= Work request =
Which lines come from the start of the records through the line that holds "(2) zero (band"? Write them out word for word.

= Extracted records =
'''

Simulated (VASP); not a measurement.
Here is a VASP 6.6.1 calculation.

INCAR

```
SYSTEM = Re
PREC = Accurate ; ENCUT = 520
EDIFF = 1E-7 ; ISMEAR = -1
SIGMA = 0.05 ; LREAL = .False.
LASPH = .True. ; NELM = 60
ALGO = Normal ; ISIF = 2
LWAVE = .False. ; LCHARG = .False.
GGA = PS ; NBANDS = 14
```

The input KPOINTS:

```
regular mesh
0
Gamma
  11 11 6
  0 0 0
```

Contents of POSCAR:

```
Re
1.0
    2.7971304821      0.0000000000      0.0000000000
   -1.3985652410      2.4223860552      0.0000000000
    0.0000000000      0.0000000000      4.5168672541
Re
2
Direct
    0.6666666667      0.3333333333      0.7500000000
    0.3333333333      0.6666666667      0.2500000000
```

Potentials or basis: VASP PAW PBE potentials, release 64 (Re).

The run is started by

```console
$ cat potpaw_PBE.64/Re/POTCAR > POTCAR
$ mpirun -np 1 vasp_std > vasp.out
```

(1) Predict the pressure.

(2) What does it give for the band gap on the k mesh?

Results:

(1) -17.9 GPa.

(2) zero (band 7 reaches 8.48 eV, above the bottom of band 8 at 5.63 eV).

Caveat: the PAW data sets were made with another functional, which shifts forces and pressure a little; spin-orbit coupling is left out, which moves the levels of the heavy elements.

'''

= Task result =
Simulated (VASP); not a measurement.
Here is a VASP 6.6.1 calculation.

INCAR

```
SYSTEM = Re
PREC = Accurate ; ENCUT = 520
EDIFF = 1E-7 ; ISMEAR = -1
SIGMA = 0.05 ; LREAL = .False.
LASPH = .True. ; NELM = 60
ALGO = Normal ; ISIF = 2
LWAVE = .False. ; LCHARG = .False.
GGA = PS ; NBANDS = 14
```

The input KPOINTS:

```
regular mesh
0
Gamma
  11 11 6
  0 0 0
```

Contents of POSCAR:

```
Re
1.0
    2.7971304821      0.0000000000      0.0000000000
   -1.3985652410      2.4223860552      0.0000000000
    0.0000000000      0.0000000000      4.5168672541
Re
2
Direct
    0.6666666667      0.3333333333      0.7500000000
    0.3333333333      0.6666666667      0.2500000000
```

Potentials or basis: VASP PAW PBE potentials, release 64 (Re).

The run is started by

```console
$ cat potpaw_PBE.64/Re/POTCAR > POTCAR
$ mpirun -np 1 vasp_std > vasp.out
```

(1) Predict the pressure.

(2) What does it give for the band gap on the k mesh?

Results:

(1) -17.9 GPa.

(2) zero (band 7 reaches 8.48 eV, above the bottom of band 8 at 5.63 eV).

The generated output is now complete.